=== Work order ===
The expected answer is all of the entries, written out exactly.

*** Dataset records Section Begins ***

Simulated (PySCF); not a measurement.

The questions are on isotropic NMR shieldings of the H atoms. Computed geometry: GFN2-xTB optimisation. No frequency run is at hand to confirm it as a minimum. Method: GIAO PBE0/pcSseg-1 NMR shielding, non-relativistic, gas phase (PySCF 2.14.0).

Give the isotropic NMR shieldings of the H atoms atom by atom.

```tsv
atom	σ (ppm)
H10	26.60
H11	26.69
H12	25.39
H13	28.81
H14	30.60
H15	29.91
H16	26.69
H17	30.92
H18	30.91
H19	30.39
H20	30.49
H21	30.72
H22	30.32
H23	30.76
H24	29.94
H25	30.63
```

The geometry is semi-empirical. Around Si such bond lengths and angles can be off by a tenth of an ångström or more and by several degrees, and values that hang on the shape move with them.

*** Dataset records Section Ends ***

=== Expected answer ===
Simulated (PySCF); not a measurement.

The questions are on isotropic NMR shieldings of the H atoms. Computed geometry: GFN2-xTB optimisation. No frequency run is at hand to confirm it as a minimum. Method: GIAO PBE0/pcSseg-1 NMR shielding, non-relativistic, gas phase (PySCF 2.14.0).

Give the isotropic NMR shieldings of the H atoms atom by atom.

```tsv
atom	σ (ppm)
H10	26.60
H11	26.69
H12	25.39
H13	28.81
H14	30.60
H15	29.91
H16	26.69
H17	30.92
H18	30.91
H19	30.39
H20	30.49
H21	30.72
H22	30.32
H23	30.76
H24	29.94
H25	30.63
```

The geometry is semi-empirical. Around Si such bond lengths and angles can be off by a tenth of an ångström or more and by several degrees, and values that hang on the shape move with them.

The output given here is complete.